Take the entries below and print, exactly, the stretch from the line containing "C. level HSE06;" through the line containing "s), C (370 s).", both included.

== RECORD SET

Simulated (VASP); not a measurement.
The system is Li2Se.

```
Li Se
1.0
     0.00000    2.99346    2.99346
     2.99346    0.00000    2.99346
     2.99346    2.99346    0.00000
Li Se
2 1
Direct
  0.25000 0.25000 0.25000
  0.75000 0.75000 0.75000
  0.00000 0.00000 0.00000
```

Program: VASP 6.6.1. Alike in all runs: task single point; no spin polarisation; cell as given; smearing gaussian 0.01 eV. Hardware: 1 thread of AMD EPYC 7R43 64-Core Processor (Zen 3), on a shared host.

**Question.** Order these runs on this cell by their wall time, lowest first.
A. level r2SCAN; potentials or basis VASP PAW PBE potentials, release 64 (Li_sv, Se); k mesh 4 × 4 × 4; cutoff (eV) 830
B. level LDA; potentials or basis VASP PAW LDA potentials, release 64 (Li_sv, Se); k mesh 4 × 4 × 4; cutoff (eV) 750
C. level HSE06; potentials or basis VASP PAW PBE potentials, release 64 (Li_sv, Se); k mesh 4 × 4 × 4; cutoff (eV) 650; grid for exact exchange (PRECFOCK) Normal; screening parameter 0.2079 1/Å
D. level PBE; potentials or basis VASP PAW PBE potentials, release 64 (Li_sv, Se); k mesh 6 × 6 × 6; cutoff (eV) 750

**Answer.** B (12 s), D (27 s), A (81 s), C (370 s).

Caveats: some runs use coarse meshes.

====

SOLUTION
C. level HSE06; potentials or basis VASP PAW PBE potentials, release 64 (Li_sv, Se); k mesh 4 × 4 × 4; cutoff (eV) 650; grid for exact exchange (PRECFOCK) Normal; screening parameter 0.2079 1/Å
D. level PBE; potentials or basis VASP PAW PBE potentials, release 64 (Li_sv, Se); k mesh 6 × 6 × 6; cutoff (eV) 750

**Answer.** B (12 s), D (27 s), A (81 s), C (370 s).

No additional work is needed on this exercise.